* _INFORMATION SUPPLIED_
--------------------
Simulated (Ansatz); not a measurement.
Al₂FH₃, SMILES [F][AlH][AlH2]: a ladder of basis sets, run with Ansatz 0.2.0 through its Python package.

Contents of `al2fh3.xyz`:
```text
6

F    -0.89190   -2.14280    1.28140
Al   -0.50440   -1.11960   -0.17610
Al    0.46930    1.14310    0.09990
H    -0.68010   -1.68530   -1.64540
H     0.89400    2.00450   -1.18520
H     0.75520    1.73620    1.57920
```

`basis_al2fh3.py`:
--------------------

* _TASK ITEM_
All lines of the data are to be repeated exactly as they stand.

* _WRITTEN ANSWER_
Simulated (Ansatz); not a measurement.
Al₂FH₃, SMILES [F][AlH][AlH2]: a ladder of basis sets, run with Ansatz 0.2.0 through its Python package.

Contents of `al2fh3.xyz`:
```text
6

F    -0.89190   -2.14280    1.28140
Al   -0.50440   -1.11960   -0.17610
Al    0.46930    1.14310    0.09990
H    -0.68010   -1.68530   -1.64540
H     0.89400    2.00450   -1.18520
H     0.75520    1.73620    1.57920
```

`basis_al2fh3.py`:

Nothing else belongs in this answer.